### Brief
Every entry in this listing should be written out exactly.

### Supplied data
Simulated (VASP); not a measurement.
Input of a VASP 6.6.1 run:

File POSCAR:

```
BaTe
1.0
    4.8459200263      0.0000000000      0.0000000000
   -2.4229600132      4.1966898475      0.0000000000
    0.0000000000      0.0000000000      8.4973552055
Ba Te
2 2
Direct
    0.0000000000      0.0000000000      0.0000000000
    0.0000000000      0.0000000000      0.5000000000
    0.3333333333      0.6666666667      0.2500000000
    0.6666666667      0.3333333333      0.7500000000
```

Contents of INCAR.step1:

### Written response
Simulated (VASP); not a measurement.
Input of a VASP 6.6.1 run:

File POSCAR:

```
BaTe
1.0
    4.8459200263      0.0000000000      0.0000000000
   -2.4229600132      4.1966898475      0.0000000000
    0.0000000000      0.0000000000      8.4973552055
Ba Te
2 2
Direct
    0.0000000000      0.0000000000      0.0000000000
    0.0000000000      0.0000000000      0.5000000000
    0.3333333333      0.6666666667      0.2500000000
    0.6666666667      0.3333333333      0.7500000000
```

Contents of INCAR.step1:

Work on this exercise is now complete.